◆ Raw data:
-=-=-=-=-

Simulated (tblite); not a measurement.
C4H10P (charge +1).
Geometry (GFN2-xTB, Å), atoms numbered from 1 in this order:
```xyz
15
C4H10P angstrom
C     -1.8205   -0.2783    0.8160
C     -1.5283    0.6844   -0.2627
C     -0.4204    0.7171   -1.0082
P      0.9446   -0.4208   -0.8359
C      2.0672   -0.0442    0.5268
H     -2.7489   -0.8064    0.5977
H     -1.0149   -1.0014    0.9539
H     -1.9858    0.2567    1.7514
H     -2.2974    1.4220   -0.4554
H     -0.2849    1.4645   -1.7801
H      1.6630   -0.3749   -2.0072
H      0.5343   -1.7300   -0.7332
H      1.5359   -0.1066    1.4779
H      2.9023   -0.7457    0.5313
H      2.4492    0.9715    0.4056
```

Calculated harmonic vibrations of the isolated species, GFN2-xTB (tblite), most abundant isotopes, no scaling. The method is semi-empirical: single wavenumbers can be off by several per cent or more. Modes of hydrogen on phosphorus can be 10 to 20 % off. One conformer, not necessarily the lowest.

-=-=-=-=-

◆ Work order: Could you copy each line above word for word?

◆ Your solution:
Simulated (tblite); not a measurement.
C4H10P (charge +1).
Geometry (GFN2-xTB, Å), atoms numbered from 1 in this order:
```xyz
15
C4H10P angstrom
C     -1.8205   -0.2783    0.8160
C     -1.5283    0.6844   -0.2627
C     -0.4204    0.7171   -1.0082
P      0.9446   -0.4208   -0.8359
C      2.0672   -0.0442    0.5268
H     -2.7489   -0.8064    0.5977
H     -1.0149   -1.0014    0.9539
H     -1.9858    0.2567    1.7514
H     -2.2974    1.4220   -0.4554
H     -0.2849    1.4645   -1.7801
H      1.6630   -0.3749   -2.0072
H      0.5343   -1.7300   -0.7332
H      1.5359   -0.1066    1.4779
H      2.9023   -0.7457    0.5313
H      2.4492    0.9715    0.4056
```

Calculated harmonic vibrations of the isolated species, GFN2-xTB (tblite), most abundant isotopes, no scaling. The method is semi-empirical: single wavenumbers can be off by several per cent or more. Modes of hydrogen on phosphorus can be 10 to 20 % off. One conformer, not necessarily the lowest.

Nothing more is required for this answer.